_BRIEF_.
Given the listing below, reproduce all of it exactly.

------------------------------------------------

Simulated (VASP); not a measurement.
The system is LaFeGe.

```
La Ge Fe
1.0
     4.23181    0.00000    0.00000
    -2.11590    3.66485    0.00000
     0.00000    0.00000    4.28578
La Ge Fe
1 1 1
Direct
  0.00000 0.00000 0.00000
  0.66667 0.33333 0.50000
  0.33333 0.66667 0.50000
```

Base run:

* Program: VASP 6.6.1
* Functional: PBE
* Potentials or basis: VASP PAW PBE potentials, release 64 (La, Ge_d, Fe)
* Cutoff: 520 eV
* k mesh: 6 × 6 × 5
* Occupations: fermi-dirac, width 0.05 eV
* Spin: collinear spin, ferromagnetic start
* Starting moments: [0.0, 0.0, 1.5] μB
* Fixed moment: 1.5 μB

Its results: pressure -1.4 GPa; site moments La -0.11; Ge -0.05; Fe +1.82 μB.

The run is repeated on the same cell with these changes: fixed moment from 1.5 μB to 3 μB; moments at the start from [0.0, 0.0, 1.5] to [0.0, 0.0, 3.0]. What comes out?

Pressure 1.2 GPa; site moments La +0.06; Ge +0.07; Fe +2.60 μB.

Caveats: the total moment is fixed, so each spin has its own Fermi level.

------------------------------------------------

_WORKED SOLUTION_.
Simulated (VASP); not a measurement.
The system is LaFeGe.

```
La Ge Fe
1.0
     4.23181    0.00000    0.00000
    -2.11590    3.66485    0.00000
     0.00000    0.00000    4.28578
La Ge Fe
1 1 1
Direct
  0.00000 0.00000 0.00000
  0.66667 0.33333 0.50000
  0.33333 0.66667 0.50000
```

Base run:

* Program: VASP 6.6.1
* Functional: PBE
* Potentials or basis: VASP PAW PBE potentials, release 64 (La, Ge_d, Fe)
* Cutoff: 520 eV
* k mesh: 6 × 6 × 5
* Occupations: fermi-dirac, width 0.05 eV
* Spin: collinear spin, ferromagnetic start
* Starting moments: [0.0, 0.0, 1.5] μB
* Fixed moment: 1.5 μB

Its results: pressure -1.4 GPa; site moments La -0.11; Ge -0.05; Fe +1.82 μB.

The run is repeated on the same cell with these changes: fixed moment from 1.5 μB to 3 μB; moments at the start from [0.0, 0.0, 1.5] to [0.0, 0.0, 3.0]. What comes out?

Pressure 1.2 GPa; site moments La +0.06; Ge +0.07; Fe +2.60 μB.

Caveats: the total moment is fixed, so each spin has its own Fermi level.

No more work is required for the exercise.